→ **Entries provided**:
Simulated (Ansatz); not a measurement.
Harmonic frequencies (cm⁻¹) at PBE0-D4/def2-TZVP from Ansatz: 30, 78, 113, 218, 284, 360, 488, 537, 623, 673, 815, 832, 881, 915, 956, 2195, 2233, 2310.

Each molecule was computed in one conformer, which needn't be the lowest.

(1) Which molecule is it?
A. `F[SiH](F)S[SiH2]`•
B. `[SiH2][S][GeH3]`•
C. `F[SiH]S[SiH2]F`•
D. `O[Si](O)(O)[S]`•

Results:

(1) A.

→ **Work instruction**: In the answer, the lines from the first line of the data above through the line containing "Each molecule was" must appear exactly as written, with nothing else.

→ **Result**:
Simulated (Ansatz); not a measurement.
Harmonic frequencies (cm⁻¹) at PBE0-D4/def2-TZVP from Ansatz: 30, 78, 113, 218, 284, 360, 488, 537, 623, 673, 815, 832, 881, 915, 956, 2195, 2233, 2310.

Each molecule was computed in one conformer, which needn't be the lowest.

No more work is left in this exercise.